__Excerpted records__.
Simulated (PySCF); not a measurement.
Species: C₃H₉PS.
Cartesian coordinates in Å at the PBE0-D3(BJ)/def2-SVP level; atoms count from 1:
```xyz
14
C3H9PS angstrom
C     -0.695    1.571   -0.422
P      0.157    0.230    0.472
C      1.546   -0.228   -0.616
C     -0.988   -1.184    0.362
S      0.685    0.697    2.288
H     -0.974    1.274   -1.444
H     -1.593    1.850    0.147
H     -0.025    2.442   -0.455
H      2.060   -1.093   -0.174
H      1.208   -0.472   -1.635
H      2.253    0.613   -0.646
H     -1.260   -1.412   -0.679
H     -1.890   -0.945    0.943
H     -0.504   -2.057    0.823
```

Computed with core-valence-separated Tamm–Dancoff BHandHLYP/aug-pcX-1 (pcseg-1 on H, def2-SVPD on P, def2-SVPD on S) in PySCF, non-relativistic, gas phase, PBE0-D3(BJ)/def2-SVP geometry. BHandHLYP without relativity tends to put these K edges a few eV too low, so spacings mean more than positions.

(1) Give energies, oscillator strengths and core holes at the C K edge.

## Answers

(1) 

__Work item__. The answer must reproduce all of the entries exactly.

__Response box__.
Simulated (PySCF); not a measurement.
Species: C₃H₉PS.
Cartesian coordinates in Å at the PBE0-D3(BJ)/def2-SVP level; atoms count from 1:
```xyz
14
C3H9PS angstrom
C     -0.695    1.571   -0.422
P      0.157    0.230    0.472
C      1.546   -0.228   -0.616
C     -0.988   -1.184    0.362
S      0.685    0.697    2.288
H     -0.974    1.274   -1.444
H     -1.593    1.850    0.147
H     -0.025    2.442   -0.455
H      2.060   -1.093   -0.174
H      1.208   -0.472   -1.635
H      2.253    0.613   -0.646
H     -1.260   -1.412   -0.679
H     -1.890   -0.945    0.943
H     -0.504   -2.057    0.823
```

Computed with core-valence-separated Tamm–Dancoff BHandHLYP/aug-pcX-1 (pcseg-1 on H, def2-SVPD on P, def2-SVPD on S) in PySCF, non-relativistic, gas phase, PBE0-D3(BJ)/def2-SVP geometry. BHandHLYP without relativity tends to put these K edges a few eV too low, so spacings mean more than positions.

(1) Give energies, oscillator strengths and core holes at the C K edge.

## Answers

(1) 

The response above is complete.